## EXERCISE
Please write out word for word the opening lines of the material, including the line with "OSZICAR of a" as the last.

## RECORD EXTRACTS
════════════════════
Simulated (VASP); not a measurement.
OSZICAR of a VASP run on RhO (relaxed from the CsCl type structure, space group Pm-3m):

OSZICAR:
════════════════════

## EXERCISE OUTPUT
Simulated (VASP); not a measurement.
OSZICAR of a VASP run on RhO (relaxed from the CsCl type structure, space group Pm-3m):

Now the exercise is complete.